■ **Assignment**
Return the lines of the data below exactly. Start at the first and end with the line containing "- Dispersion energy per atom: -0.291 eV".

■ **Input data**
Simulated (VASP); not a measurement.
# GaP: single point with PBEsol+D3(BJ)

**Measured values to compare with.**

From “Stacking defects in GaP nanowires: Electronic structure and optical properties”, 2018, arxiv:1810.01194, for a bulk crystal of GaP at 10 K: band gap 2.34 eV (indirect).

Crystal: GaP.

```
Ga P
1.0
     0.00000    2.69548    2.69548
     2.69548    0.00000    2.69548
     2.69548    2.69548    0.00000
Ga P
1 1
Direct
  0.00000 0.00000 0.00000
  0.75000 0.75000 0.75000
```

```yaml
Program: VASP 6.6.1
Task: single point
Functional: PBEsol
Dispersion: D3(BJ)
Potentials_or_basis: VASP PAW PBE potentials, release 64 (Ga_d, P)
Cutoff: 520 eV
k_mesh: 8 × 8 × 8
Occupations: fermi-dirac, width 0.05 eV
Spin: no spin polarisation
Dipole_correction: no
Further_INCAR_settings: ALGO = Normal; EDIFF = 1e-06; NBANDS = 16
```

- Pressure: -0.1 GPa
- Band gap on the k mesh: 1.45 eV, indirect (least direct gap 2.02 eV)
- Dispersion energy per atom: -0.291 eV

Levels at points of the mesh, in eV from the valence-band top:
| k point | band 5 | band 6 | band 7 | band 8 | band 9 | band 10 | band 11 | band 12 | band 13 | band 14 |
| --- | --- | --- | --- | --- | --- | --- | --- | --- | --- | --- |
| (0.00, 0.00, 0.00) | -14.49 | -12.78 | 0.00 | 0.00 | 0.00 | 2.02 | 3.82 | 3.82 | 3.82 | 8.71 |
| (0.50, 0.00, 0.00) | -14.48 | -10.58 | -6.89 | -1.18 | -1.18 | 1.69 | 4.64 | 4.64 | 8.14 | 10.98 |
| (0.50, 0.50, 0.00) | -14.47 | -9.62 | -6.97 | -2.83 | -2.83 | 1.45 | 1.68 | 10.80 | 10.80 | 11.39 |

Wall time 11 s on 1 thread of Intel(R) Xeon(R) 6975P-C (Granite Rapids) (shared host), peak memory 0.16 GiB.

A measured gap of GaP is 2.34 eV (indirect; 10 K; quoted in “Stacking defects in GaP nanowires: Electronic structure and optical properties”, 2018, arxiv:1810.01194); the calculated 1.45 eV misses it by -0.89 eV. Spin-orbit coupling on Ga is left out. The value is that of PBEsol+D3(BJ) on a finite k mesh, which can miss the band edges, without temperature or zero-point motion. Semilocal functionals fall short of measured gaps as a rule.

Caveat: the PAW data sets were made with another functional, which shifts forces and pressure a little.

■ **Written response**
Simulated (VASP); not a measurement.
# GaP: single point with PBEsol+D3(BJ)

**Measured values to compare with.**

From “Stacking defects in GaP nanowires: Electronic structure and optical properties”, 2018, arxiv:1810.01194, for a bulk crystal of GaP at 10 K: band gap 2.34 eV (indirect).

Crystal: GaP.

```
Ga P
1.0
     0.00000    2.69548    2.69548
     2.69548    0.00000    2.69548
     2.69548    2.69548    0.00000
Ga P
1 1
Direct
  0.00000 0.00000 0.00000
  0.75000 0.75000 0.75000
```

```yaml
Program: VASP 6.6.1
Task: single point
Functional: PBEsol
Dispersion: D3(BJ)
Potentials_or_basis: VASP PAW PBE potentials, release 64 (Ga_d, P)
Cutoff: 520 eV
k_mesh: 8 × 8 × 8
Occupations: fermi-dirac, width 0.05 eV
Spin: no spin polarisation
Dipole_correction: no
Further_INCAR_settings: ALGO = Normal; EDIFF = 1e-06; NBANDS = 16
```

- Pressure: -0.1 GPa
- Band gap on the k mesh: 1.45 eV, indirect (least direct gap 2.02 eV)
- Dispersion energy per atom: -0.291 eV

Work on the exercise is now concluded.